◆ **ASSIGNMENT**
The lines that make up this material should each be returned exactly.

====== DATA EXCERPTS ======
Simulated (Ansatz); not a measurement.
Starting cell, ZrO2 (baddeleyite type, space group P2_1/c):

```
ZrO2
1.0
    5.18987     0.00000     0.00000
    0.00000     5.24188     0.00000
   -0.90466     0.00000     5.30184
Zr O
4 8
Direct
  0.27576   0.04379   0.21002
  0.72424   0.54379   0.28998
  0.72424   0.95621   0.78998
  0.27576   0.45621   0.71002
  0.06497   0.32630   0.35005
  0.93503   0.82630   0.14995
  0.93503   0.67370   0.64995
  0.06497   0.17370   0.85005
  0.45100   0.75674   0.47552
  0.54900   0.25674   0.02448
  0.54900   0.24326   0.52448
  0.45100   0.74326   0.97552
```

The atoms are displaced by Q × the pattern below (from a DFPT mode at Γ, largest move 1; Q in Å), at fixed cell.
======

◆ **EXERCISE RESPONSE**
Simulated (Ansatz); not a measurement.
Starting cell, ZrO2 (baddeleyite type, space group P2_1/c):

```
ZrO2
1.0
    5.18987     0.00000     0.00000
    0.00000     5.24188     0.00000
   -0.90466     0.00000     5.30184
Zr O
4 8
Direct
  0.27576   0.04379   0.21002
  0.72424   0.54379   0.28998
  0.72424   0.95621   0.78998
  0.27576   0.45621   0.71002
  0.06497   0.32630   0.35005
  0.93503   0.82630   0.14995
  0.93503   0.67370   0.64995
  0.06497   0.17370   0.85005
  0.45100   0.75674   0.47552
  0.54900   0.25674   0.02448
  0.54900   0.24326   0.52448
  0.45100   0.74326   0.97552
```

The atoms are displaced by Q × the pattern below (from a DFPT mode at Γ, largest move 1; Q in Å), at fixed cell.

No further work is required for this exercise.